| EXERCISE |
For the listing below, print exactly the lines from the line with "CH9NO3Si4 is a" to the line with "-2.022 | -0.781 |", both included, and nothing beyond them.

| EXERCISE DATA |
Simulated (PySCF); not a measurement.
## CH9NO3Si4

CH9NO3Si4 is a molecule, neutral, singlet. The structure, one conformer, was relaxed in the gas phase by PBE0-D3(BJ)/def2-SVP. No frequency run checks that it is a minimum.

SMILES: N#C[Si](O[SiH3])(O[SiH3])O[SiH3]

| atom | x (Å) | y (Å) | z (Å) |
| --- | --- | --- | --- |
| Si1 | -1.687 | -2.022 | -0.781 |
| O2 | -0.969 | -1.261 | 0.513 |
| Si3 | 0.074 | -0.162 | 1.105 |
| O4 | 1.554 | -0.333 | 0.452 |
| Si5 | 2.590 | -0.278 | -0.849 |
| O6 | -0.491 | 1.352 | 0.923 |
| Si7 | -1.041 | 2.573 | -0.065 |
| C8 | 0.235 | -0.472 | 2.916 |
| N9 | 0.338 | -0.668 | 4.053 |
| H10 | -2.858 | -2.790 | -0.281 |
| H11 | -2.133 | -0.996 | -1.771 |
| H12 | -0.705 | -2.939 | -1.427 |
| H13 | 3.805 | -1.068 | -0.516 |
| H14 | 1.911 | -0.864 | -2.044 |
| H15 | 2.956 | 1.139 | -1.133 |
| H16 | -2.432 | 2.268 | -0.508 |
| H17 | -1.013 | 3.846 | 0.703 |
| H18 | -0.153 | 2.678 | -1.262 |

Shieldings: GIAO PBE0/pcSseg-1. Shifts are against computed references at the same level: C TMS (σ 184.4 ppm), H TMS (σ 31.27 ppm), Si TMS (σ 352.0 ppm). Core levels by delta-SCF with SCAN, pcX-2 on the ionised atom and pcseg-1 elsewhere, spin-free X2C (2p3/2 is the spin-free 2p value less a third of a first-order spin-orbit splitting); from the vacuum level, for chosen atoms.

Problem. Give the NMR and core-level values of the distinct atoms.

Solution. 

| RESPONSE BOX |
CH9NO3Si4 is a molecule, neutral, singlet. The structure, one conformer, was relaxed in the gas phase by PBE0-D3(BJ)/def2-SVP. No frequency run checks that it is a minimum.

SMILES: N#C[Si](O[SiH3])(O[SiH3])O[SiH3]

| atom | x (Å) | y (Å) | z (Å) |
| --- | --- | --- | --- |
| Si1 | -1.687 | -2.022 | -0.781 |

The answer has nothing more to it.